* Assigned task: Starting at the line that holds "# Redistribution: Si(CH3)Cl3" and stopping at the line that holds "Species: Si(CH3)Cl3 (methyltrichlorosilane), singlet;", restate the records below word for word, with both of those lines included.

* Entries provided:

+ + + + +

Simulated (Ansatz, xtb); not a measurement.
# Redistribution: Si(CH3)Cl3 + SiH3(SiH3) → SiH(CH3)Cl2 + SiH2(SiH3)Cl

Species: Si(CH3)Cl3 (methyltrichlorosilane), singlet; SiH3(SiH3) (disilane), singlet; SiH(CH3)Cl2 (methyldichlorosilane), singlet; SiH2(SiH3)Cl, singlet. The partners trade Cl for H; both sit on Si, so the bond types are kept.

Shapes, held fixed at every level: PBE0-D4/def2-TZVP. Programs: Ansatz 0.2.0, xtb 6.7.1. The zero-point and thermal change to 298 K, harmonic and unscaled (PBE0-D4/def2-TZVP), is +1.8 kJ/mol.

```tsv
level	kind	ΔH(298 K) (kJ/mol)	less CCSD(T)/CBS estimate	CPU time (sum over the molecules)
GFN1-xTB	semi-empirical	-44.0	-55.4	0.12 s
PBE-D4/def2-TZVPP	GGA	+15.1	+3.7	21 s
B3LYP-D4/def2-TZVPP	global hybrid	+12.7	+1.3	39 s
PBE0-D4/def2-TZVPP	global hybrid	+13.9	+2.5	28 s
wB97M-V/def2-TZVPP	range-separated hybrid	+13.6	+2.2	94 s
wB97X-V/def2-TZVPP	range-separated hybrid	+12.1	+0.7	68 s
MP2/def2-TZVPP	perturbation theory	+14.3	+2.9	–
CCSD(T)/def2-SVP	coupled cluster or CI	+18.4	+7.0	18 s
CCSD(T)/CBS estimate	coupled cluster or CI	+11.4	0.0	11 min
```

+ + + + +

* Task answer:
# Redistribution: Si(CH3)Cl3 + SiH3(SiH3) → SiH(CH3)Cl2 + SiH2(SiH3)Cl

Species: Si(CH3)Cl3 (methyltrichlorosilane), singlet; SiH3(SiH3) (disilane), singlet; SiH(CH3)Cl2 (methyldichlorosilane), singlet; SiH2(SiH3)Cl, singlet. The partners trade Cl for H; both sit on Si, so the bond types are kept.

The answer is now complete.